EXERCISE:
The lines from the start of the data through the line with "Functionals without exact" are to be returned verbatim; all later lines are to be omitted.

BEGIN

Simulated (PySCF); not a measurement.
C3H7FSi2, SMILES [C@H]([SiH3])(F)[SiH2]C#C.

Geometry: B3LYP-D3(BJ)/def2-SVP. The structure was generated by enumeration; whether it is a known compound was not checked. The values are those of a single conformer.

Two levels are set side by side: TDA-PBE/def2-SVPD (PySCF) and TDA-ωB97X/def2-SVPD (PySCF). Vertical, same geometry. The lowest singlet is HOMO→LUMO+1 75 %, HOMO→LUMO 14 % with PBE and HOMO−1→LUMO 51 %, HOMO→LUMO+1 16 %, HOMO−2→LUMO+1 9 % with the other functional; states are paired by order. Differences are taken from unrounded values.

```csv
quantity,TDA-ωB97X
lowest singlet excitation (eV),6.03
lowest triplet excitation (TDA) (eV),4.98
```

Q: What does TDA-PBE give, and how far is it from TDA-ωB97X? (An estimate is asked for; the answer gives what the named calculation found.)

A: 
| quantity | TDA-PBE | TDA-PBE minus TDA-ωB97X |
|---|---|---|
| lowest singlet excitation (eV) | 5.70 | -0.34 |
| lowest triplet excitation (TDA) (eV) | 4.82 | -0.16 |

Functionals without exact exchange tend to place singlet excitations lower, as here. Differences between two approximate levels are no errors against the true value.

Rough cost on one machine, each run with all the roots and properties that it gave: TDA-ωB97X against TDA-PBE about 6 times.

END

WORKED SOLUTION:
Simulated (PySCF); not a measurement.
C3H7FSi2, SMILES [C@H]([SiH3])(F)[SiH2]C#C.

Geometry: B3LYP-D3(BJ)/def2-SVP. The structure was generated by enumeration; whether it is a known compound was not checked. The values are those of a single conformer.

Two levels are set side by side: TDA-PBE/def2-SVPD (PySCF) and TDA-ωB97X/def2-SVPD (PySCF). Vertical, same geometry. The lowest singlet is HOMO→LUMO+1 75 %, HOMO→LUMO 14 % with PBE and HOMO−1→LUMO 51 %, HOMO→LUMO+1 16 %, HOMO−2→LUMO+1 9 % with the other functional; states are paired by order. Differences are taken from unrounded values.

```csv
quantity,TDA-ωB97X
lowest singlet excitation (eV),6.03
lowest triplet excitation (TDA) (eV),4.98
```

Q: What does TDA-PBE give, and how far is it from TDA-ωB97X? (An estimate is asked for; the answer gives what the named calculation found.)

A: 
| quantity | TDA-PBE | TDA-PBE minus TDA-ωB97X |
|---|---|---|
| lowest singlet excitation (eV) | 5.70 | -0.34 |
| lowest triplet excitation (TDA) (eV) | 4.82 | -0.16 |

Functionals without exact exchange tend to place singlet excitations lower, as here. Differences between two approximate levels are no errors against the true value.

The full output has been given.